▸ **Assigned task**
Return the full set of entries exactly. Omit none.

▸ **Recorded information**
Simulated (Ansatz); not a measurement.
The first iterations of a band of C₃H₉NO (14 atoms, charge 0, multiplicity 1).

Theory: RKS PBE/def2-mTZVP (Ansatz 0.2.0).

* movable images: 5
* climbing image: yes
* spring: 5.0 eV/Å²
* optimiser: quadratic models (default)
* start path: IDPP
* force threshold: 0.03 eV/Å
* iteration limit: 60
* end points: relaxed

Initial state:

▸ **Task answer**
Simulated (Ansatz); not a measurement.
The first iterations of a band of C₃H₉NO (14 atoms, charge 0, multiplicity 1).

Theory: RKS PBE/def2-mTZVP (Ansatz 0.2.0).

* movable images: 5
* climbing image: yes
* spring: 5.0 eV/Å²
* optimiser: quadratic models (default)
* start path: IDPP
* force threshold: 0.03 eV/Å
* iteration limit: 60
* end points: relaxed

Initial state:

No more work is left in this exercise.